Assigned task: Your response should be the complete data, transcribed exactly.

========================================

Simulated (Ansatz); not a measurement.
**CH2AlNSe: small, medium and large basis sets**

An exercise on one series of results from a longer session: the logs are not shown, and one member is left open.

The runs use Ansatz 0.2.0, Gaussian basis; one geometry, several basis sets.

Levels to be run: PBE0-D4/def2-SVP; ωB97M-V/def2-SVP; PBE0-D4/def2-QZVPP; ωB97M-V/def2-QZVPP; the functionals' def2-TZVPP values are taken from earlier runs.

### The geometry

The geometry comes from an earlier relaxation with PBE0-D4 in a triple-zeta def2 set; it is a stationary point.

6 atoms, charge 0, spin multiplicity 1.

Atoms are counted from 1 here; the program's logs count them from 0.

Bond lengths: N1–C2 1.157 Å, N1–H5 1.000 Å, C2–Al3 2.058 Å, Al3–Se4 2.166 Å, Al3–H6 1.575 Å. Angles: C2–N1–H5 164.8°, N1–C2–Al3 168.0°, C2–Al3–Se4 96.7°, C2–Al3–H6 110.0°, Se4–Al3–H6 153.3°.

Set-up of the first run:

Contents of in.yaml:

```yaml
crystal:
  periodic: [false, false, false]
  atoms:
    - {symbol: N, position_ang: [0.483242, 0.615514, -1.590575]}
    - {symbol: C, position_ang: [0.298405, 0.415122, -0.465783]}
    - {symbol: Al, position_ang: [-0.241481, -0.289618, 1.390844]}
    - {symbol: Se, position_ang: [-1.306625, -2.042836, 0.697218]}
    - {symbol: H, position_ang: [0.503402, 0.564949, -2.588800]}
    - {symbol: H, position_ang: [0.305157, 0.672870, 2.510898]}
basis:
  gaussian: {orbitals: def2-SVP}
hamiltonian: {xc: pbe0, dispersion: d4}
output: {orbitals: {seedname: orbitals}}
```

========================================

Answer area:
Simulated (Ansatz); not a measurement.
**CH2AlNSe: small, medium and large basis sets**

An exercise on one series of results from a longer session: the logs are not shown, and one member is left open.

The runs use Ansatz 0.2.0, Gaussian basis; one geometry, several basis sets.

Levels to be run: PBE0-D4/def2-SVP; ωB97M-V/def2-SVP; PBE0-D4/def2-QZVPP; ωB97M-V/def2-QZVPP; the functionals' def2-TZVPP values are taken from earlier runs.

### The geometry

The geometry comes from an earlier relaxation with PBE0-D4 in a triple-zeta def2 set; it is a stationary point.

6 atoms, charge 0, spin multiplicity 1.

Atoms are counted from 1 here; the program's logs count them from 0.

Bond lengths: N1–C2 1.157 Å, N1–H5 1.000 Å, C2–Al3 2.058 Å, Al3–Se4 2.166 Å, Al3–H6 1.575 Å. Angles: C2–N1–H5 164.8°, N1–C2–Al3 168.0°, C2–Al3–Se4 96.7°, C2–Al3–H6 110.0°, Se4–Al3–H6 153.3°.

Set-up of the first run:

Contents of in.yaml:

```yaml
crystal:
  periodic: [false, false, false]
  atoms:
    - {symbol: N, position_ang: [0.483242, 0.615514, -1.590575]}
    - {symbol: C, position_ang: [0.298405, 0.415122, -0.465783]}
    - {symbol: Al, position_ang: [-0.241481, -0.289618, 1.390844]}
    - {symbol: Se, position_ang: [-1.306625, -2.042836, 0.697218]}
    - {symbol: H, position_ang: [0.503402, 0.564949, -2.588800]}
    - {symbol: H, position_ang: [0.305157, 0.672870, 2.510898]}
basis:
  gaussian: {orbitals: def2-SVP}
hamiltonian: {xc: pbe0, dispersion: d4}
output: {orbitals: {seedname: orbitals}}
```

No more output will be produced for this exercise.